# REQUIREMENT:
The full listing should be set down exactly as it reads.

[[ DATASET CONTENT open ]]

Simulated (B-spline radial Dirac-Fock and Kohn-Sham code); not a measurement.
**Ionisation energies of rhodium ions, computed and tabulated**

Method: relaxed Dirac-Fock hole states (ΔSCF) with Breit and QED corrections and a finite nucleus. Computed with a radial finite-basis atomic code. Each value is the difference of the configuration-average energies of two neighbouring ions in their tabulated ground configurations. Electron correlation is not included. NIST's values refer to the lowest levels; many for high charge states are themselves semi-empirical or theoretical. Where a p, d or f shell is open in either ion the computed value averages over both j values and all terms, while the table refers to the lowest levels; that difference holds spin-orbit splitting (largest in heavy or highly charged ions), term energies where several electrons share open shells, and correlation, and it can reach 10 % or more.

[[ DATASET CONTENT closed ]]

# EXERCISE RESPONSE:
Simulated (B-spline radial Dirac-Fock and Kohn-Sham code); not a measurement.
**Ionisation energies of rhodium ions, computed and tabulated**

Method: relaxed Dirac-Fock hole states (ΔSCF) with Breit and QED corrections and a finite nucleus. Computed with a radial finite-basis atomic code. Each value is the difference of the configuration-average energies of two neighbouring ions in their tabulated ground configurations. Electron correlation is not included. NIST's values refer to the lowest levels; many for high charge states are themselves semi-empirical or theoretical. Where a p, d or f shell is open in either ion the computed value averages over both j values and all terms, while the table refers to the lowest levels; that difference holds spin-orbit splitting (largest in heavy or highly charged ions), term energies where several electrons share open shells, and correlation, and it can reach 10 % or more.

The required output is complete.